**Work task:** After finding the line containing "- k mesh: 15 × 15 × 15" below, please output that line and each following one through the line containing "- Further INCAR", exactly as written.

**Data records:**

/---

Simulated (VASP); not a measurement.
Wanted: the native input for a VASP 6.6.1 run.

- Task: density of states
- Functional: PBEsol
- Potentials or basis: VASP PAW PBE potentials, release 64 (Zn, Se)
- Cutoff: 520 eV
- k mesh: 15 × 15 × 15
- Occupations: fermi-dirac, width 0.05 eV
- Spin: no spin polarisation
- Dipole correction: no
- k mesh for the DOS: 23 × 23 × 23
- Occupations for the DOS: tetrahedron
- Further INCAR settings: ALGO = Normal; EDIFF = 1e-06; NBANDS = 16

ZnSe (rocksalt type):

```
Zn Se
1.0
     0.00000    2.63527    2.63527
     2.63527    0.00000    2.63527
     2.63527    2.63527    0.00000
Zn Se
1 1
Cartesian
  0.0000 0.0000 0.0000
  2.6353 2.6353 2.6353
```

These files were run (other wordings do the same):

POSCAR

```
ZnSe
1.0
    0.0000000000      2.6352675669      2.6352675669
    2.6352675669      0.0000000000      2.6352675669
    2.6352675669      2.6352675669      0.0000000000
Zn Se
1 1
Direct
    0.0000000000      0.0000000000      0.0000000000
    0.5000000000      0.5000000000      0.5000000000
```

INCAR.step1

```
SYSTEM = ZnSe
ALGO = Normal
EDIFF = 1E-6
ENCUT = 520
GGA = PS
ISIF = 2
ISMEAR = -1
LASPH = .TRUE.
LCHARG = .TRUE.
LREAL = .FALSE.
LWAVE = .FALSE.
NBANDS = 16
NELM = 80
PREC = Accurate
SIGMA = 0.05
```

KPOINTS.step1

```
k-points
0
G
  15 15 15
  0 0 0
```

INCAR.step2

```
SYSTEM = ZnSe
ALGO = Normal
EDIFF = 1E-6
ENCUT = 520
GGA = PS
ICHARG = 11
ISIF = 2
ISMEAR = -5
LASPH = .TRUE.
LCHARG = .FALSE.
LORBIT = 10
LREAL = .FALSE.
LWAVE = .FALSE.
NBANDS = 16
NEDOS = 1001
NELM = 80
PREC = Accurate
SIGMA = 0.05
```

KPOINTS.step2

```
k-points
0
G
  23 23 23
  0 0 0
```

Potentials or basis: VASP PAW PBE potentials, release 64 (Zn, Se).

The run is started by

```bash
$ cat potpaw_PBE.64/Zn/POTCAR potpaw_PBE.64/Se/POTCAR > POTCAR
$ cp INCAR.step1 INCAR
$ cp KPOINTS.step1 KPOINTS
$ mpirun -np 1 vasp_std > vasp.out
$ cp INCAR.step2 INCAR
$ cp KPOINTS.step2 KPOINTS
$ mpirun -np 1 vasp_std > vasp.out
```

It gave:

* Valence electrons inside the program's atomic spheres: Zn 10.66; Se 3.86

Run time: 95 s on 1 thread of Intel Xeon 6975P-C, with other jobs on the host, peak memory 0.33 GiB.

\---

**Response box:**
- k mesh: 15 × 15 × 15
- Occupations: fermi-dirac, width 0.05 eV
- Spin: no spin polarisation
- Dipole correction: no
- k mesh for the DOS: 23 × 23 × 23
- Occupations for the DOS: tetrahedron
- Further INCAR settings: ALGO = Normal; EDIFF = 1e-06; NBANDS = 16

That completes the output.